→ Work instruction
Return each entry exactly, with none missing.

→ Supplied data
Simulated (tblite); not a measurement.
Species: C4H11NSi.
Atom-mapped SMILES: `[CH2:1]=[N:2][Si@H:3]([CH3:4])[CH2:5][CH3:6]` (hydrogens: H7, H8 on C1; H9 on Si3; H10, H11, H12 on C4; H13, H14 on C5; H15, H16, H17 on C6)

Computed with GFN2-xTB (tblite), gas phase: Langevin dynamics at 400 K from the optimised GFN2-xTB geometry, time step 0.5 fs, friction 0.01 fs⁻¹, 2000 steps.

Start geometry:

→ Written reply
Simulated (tblite); not a measurement.
Species: C4H11NSi.
Atom-mapped SMILES: `[CH2:1]=[N:2][Si@H:3]([CH3:4])[CH2:5][CH3:6]` (hydrogens: H7, H8 on C1; H9 on Si3; H10, H11, H12 on C4; H13, H14 on C5; H15, H16, H17 on C6)

Computed with GFN2-xTB (tblite), gas phase: Langevin dynamics at 400 K from the optimised GFN2-xTB geometry, time step 0.5 fs, friction 0.01 fs⁻¹, 2000 steps.

Start geometry:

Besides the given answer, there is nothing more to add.